DATASET ENTRIES:
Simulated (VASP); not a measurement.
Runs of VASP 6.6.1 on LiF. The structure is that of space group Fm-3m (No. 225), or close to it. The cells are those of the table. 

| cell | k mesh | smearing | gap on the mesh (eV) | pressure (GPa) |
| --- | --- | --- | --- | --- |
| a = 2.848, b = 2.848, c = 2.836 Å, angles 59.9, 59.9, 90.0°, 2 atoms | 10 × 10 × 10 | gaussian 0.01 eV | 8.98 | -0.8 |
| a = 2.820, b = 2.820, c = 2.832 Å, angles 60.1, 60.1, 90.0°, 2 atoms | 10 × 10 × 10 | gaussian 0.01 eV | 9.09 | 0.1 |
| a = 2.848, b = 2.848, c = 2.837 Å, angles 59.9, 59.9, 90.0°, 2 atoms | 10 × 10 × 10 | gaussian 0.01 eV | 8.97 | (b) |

ASSIGNED TASK: Retype all the data exactly, line for line.

ANSWER SPACE:
Simulated (VASP); not a measurement.
Runs of VASP 6.6.1 on LiF. The structure is that of space group Fm-3m (No. 225), or close to it. The cells are those of the table. 

| cell | k mesh | smearing | gap on the mesh (eV) | pressure (GPa) |
| --- | --- | --- | --- | --- |
| a = 2.848, b = 2.848, c = 2.836 Å, angles 59.9, 59.9, 90.0°, 2 atoms | 10 × 10 × 10 | gaussian 0.01 eV | 8.98 | -0.8 |
| a = 2.820, b = 2.820, c = 2.832 Å, angles 60.1, 60.1, 90.0°, 2 atoms | 10 × 10 × 10 | gaussian 0.01 eV | 9.09 | 0.1 |
| a = 2.848, b = 2.848, c = 2.837 Å, angles 59.9, 59.9, 90.0°, 2 atoms | 10 × 10 × 10 | gaussian 0.01 eV | 8.97 | (b) |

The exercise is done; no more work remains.